★ ★ ★ ★ ★

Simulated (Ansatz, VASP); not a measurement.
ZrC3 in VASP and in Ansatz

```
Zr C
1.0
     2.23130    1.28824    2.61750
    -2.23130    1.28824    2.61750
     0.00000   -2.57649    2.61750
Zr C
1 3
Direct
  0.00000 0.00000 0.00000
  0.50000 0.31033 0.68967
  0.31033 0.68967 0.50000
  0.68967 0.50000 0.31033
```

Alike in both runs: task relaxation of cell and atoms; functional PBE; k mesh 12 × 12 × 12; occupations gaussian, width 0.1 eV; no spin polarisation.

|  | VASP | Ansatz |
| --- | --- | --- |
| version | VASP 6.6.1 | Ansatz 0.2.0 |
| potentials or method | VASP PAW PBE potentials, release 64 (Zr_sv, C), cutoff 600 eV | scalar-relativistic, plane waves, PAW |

★ ★ ★ ★ ★

→ **Requirement**
The full listing above should be reproduced exactly.

→ **Solution**
Simulated (Ansatz, VASP); not a measurement.
ZrC3 in VASP and in Ansatz

```
Zr C
1.0
     2.23130    1.28824    2.61750
    -2.23130    1.28824    2.61750
     0.00000   -2.57649    2.61750
Zr C
1 3
Direct
  0.00000 0.00000 0.00000
  0.50000 0.31033 0.68967
  0.31033 0.68967 0.50000
  0.68967 0.50000 0.31033
```

Alike in both runs: task relaxation of cell and atoms; functional PBE; k mesh 12 × 12 × 12; occupations gaussian, width 0.1 eV; no spin polarisation.

|  | VASP | Ansatz |
| --- | --- | --- |
| version | VASP 6.6.1 | Ansatz 0.2.0 |
| potentials or method | VASP PAW PBE potentials, release 64 (Zr_sv, C), cutoff 600 eV | scalar-relativistic, plane waves, PAW |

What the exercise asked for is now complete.